Study material:
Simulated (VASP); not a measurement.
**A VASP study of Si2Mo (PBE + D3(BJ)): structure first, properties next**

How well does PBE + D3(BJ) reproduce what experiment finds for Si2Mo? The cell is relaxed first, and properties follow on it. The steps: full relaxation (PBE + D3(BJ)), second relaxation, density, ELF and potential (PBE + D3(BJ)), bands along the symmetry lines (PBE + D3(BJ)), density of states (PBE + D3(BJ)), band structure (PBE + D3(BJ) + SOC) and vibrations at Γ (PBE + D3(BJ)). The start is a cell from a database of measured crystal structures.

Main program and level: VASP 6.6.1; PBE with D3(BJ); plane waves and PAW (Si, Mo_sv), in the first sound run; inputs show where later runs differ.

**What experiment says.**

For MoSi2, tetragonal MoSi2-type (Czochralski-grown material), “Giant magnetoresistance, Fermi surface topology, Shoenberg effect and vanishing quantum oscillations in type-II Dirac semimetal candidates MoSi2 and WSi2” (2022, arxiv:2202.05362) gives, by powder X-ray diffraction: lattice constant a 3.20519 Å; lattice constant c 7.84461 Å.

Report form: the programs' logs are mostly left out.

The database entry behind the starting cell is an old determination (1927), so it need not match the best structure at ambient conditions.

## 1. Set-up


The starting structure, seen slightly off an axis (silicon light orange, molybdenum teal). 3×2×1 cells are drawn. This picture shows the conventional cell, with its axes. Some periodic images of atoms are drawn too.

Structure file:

Assigned task: Lines from the top of the entries through the line with "first, properties next**" are to be transcribed exactly, and nothing more.

Written solution:
Simulated (VASP); not a measurement.
**A VASP study of Si2Mo (PBE + D3(BJ)): structure first, properties next**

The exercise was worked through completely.